**Required action**
Could you transcribe the material below exactly, without leaving out a single line?

**Extracted material**
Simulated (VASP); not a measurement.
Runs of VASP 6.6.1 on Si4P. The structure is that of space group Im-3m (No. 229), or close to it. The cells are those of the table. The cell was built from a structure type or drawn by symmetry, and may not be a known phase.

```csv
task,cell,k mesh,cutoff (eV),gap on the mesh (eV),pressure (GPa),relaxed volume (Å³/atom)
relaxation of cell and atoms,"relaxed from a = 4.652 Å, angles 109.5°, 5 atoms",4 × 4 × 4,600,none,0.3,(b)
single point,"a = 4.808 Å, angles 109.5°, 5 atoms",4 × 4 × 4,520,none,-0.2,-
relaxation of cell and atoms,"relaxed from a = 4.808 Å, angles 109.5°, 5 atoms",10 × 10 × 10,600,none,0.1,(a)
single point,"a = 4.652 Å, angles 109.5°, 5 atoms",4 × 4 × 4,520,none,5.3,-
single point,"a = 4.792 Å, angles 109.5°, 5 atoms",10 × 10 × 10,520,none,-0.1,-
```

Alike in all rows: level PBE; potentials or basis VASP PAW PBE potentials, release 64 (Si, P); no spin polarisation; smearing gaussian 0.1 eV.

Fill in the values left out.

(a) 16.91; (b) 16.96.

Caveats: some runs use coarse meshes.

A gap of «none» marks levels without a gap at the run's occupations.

**Reply**
Simulated (VASP); not a measurement.
Runs of VASP 6.6.1 on Si4P. The structure is that of space group Im-3m (No. 229), or close to it. The cells are those of the table. The cell was built from a structure type or drawn by symmetry, and may not be a known phase.

```csv
task,cell,k mesh,cutoff (eV),gap on the mesh (eV),pressure (GPa),relaxed volume (Å³/atom)
relaxation of cell and atoms,"relaxed from a = 4.652 Å, angles 109.5°, 5 atoms",4 × 4 × 4,600,none,0.3,(b)
single point,"a = 4.808 Å, angles 109.5°, 5 atoms",4 × 4 × 4,520,none,-0.2,-
relaxation of cell and atoms,"relaxed from a = 4.808 Å, angles 109.5°, 5 atoms",10 × 10 × 10,600,none,0.1,(a)
single point,"a = 4.652 Å, angles 109.5°, 5 atoms",4 × 4 × 4,520,none,5.3,-
single point,"a = 4.792 Å, angles 109.5°, 5 atoms",10 × 10 × 10,520,none,-0.1,-
```

Alike in all rows: level PBE; potentials or basis VASP PAW PBE potentials, release 64 (Si, P); no spin polarisation; smearing gaussian 0.1 eV.

Fill in the values left out.

(a) 16.91; (b) 16.96.

Caveats: some runs use coarse meshes.

A gap of «none» marks levels without a gap at the run's occupations.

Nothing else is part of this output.